- Work task: Go through the entries below from the first line and transcribe each one exactly, ending with the line that contains "It takes space".

### Records provided

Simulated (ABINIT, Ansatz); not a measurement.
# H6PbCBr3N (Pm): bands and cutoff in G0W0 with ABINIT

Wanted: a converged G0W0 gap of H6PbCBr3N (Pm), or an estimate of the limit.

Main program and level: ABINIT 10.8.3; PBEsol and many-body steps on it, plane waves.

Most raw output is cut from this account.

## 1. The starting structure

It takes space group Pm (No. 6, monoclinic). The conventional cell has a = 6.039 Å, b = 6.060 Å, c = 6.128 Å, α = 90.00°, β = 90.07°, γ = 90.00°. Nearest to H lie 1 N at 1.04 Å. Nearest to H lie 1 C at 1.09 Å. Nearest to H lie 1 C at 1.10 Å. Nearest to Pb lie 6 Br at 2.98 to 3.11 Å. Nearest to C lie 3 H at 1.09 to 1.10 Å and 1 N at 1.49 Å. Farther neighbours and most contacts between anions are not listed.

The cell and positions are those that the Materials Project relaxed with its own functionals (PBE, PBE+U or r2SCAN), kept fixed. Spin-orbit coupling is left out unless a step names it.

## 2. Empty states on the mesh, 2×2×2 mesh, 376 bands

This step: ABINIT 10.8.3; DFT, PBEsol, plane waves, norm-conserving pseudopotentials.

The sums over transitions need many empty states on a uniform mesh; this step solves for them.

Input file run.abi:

######

- Exercise response:
Simulated (ABINIT, Ansatz); not a measurement.
# H6PbCBr3N (Pm): bands and cutoff in G0W0 with ABINIT

Wanted: a converged G0W0 gap of H6PbCBr3N (Pm), or an estimate of the limit.

Main program and level: ABINIT 10.8.3; PBEsol and many-body steps on it, plane waves.

Most raw output is cut from this account.

## 1. The starting structure

It takes space group Pm (No. 6, monoclinic). The conventional cell has a = 6.039 Å, b = 6.060 Å, c = 6.128 Å, α = 90.00°, β = 90.07°, γ = 90.00°. Nearest to H lie 1 N at 1.04 Å. Nearest to H lie 1 C at 1.09 Å. Nearest to H lie 1 C at 1.10 Å. Nearest to Pb lie 6 Br at 2.98 to 3.11 Å. Nearest to C lie 3 H at 1.09 to 1.10 Å and 1 N at 1.49 Å. Farther neighbours and most contacts between anions are not listed.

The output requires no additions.